■ Assigned task ■
Reproduce exactly the lines below from the one containing "What structure does" through the one containing "## (7) Independent-particle", including both, and nothing else.

■ Extracted material ■
┄┄┄┄┄┄

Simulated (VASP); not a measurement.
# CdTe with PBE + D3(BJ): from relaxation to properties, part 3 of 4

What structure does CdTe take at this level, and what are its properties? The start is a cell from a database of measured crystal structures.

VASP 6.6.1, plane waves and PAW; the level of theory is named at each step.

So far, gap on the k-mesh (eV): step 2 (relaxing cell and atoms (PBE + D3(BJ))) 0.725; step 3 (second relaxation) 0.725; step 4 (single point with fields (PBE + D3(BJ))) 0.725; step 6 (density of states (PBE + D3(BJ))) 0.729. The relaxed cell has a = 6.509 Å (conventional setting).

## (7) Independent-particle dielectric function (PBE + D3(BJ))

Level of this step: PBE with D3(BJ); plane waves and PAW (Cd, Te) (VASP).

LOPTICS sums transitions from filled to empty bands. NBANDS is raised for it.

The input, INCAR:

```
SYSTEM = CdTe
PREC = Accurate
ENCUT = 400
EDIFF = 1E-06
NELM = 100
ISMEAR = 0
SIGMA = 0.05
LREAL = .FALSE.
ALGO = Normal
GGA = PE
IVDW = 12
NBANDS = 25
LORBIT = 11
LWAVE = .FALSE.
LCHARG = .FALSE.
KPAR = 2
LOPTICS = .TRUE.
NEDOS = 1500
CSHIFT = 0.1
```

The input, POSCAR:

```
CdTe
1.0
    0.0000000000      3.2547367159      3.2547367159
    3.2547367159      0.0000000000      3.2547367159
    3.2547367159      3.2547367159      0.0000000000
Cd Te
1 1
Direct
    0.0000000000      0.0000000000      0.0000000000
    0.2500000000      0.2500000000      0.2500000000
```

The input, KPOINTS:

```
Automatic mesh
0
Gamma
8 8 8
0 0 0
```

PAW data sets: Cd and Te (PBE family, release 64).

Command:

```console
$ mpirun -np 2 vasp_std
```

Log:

┄┄┄┄┄┄

■ Written solution ■
What structure does CdTe take at this level, and what are its properties? The start is a cell from a database of measured crystal structures.

VASP 6.6.1, plane waves and PAW; the level of theory is named at each step.

So far, gap on the k-mesh (eV): step 2 (relaxing cell and atoms (PBE + D3(BJ))) 0.725; step 3 (second relaxation) 0.725; step 4 (single point with fields (PBE + D3(BJ))) 0.725; step 6 (density of states (PBE + D3(BJ))) 0.729. The relaxed cell has a = 6.509 Å (conventional setting).

## (7) Independent-particle dielectric function (PBE + D3(BJ))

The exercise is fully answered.